Data for analysis -
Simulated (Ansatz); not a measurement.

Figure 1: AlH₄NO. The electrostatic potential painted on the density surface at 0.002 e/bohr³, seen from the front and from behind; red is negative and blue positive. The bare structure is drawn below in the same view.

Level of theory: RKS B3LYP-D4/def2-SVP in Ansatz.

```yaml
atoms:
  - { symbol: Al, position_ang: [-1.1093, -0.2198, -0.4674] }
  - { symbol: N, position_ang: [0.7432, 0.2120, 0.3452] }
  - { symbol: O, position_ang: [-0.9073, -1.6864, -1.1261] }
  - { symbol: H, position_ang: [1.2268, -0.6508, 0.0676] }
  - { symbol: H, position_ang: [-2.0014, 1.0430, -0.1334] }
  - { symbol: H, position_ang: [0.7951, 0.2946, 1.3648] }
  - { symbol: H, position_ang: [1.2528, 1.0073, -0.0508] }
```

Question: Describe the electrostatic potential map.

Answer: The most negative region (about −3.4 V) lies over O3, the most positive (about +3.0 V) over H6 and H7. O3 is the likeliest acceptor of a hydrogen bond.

Assignment -
Using only the entries above, output the line with "Level of theory: RKS", the line with "Question: Describe the", and all lines between them, exactly as they stand.

Written response -
Level of theory: RKS B3LYP-D4/def2-SVP in Ansatz.

```yaml
atoms:
  - { symbol: Al, position_ang: [-1.1093, -0.2198, -0.4674] }
  - { symbol: N, position_ang: [0.7432, 0.2120, 0.3452] }
  - { symbol: O, position_ang: [-0.9073, -1.6864, -1.1261] }
  - { symbol: H, position_ang: [1.2268, -0.6508, 0.0676] }
  - { symbol: H, position_ang: [-2.0014, 1.0430, -0.1334] }
  - { symbol: H, position_ang: [0.7951, 0.2946, 1.3648] }
  - { symbol: H, position_ang: [1.2528, 1.0073, -0.0508] }
```

Question: Describe the electrostatic potential map.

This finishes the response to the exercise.